GIVEN ENTRIES =>
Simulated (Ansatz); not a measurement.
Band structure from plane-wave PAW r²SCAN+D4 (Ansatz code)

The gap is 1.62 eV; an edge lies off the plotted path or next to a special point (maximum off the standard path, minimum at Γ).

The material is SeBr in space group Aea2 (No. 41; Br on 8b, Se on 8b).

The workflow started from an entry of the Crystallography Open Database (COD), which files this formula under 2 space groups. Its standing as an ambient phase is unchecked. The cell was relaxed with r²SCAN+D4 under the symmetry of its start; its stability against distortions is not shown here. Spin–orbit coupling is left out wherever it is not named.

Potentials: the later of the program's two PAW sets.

ASSIGNMENT =>
Could you output the records in full, exactly as written?

WRITTEN SOLUTION =>
Simulated (Ansatz); not a measurement.
Band structure from plane-wave PAW r²SCAN+D4 (Ansatz code)

The gap is 1.62 eV; an edge lies off the plotted path or next to a special point (maximum off the standard path, minimum at Γ).

The material is SeBr in space group Aea2 (No. 41; Br on 8b, Se on 8b).

The workflow started from an entry of the Crystallography Open Database (COD), which files this formula under 2 space groups. Its standing as an ambient phase is unchecked. The cell was relaxed with r²SCAN+D4 under the symmetry of its start; its stability against distortions is not shown here. Spin–orbit coupling is left out wherever it is not named.

Potentials: the later of the program's two PAW sets.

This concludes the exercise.